[WORK INSTRUCTION] Set down the material exactly as given, please, from its first line through the line that includes "Hardware: 1 thread".

[LISTED ENTRIES]
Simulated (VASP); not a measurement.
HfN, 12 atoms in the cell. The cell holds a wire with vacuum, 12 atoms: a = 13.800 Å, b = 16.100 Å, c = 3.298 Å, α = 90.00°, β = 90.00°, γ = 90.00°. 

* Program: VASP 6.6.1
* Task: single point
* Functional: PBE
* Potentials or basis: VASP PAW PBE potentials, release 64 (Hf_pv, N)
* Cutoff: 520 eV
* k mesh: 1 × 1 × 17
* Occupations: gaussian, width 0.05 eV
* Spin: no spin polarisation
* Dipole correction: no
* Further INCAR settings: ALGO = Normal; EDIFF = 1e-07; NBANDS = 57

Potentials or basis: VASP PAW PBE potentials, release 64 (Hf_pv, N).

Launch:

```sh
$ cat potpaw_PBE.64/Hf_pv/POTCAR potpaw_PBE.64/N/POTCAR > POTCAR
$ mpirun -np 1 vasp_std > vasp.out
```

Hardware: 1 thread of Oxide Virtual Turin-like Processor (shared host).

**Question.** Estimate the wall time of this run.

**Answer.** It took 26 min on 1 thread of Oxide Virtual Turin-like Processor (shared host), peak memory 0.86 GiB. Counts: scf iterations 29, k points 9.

[REPLY]
Simulated (VASP); not a measurement.
HfN, 12 atoms in the cell. The cell holds a wire with vacuum, 12 atoms: a = 13.800 Å, b = 16.100 Å, c = 3.298 Å, α = 90.00°, β = 90.00°, γ = 90.00°. 

* Program: VASP 6.6.1
* Task: single point
* Functional: PBE
* Potentials or basis: VASP PAW PBE potentials, release 64 (Hf_pv, N)
* Cutoff: 520 eV
* k mesh: 1 × 1 × 17
* Occupations: gaussian, width 0.05 eV
* Spin: no spin polarisation
* Dipole correction: no
* Further INCAR settings: ALGO = Normal; EDIFF = 1e-07; NBANDS = 57

Potentials or basis: VASP PAW PBE potentials, release 64 (Hf_pv, N).

Launch:

```sh
$ cat potpaw_PBE.64/Hf_pv/POTCAR potpaw_PBE.64/N/POTCAR > POTCAR
$ mpirun -np 1 vasp_std > vasp.out
```

Hardware: 1 thread of Oxide Virtual Turin-like Processor (shared host).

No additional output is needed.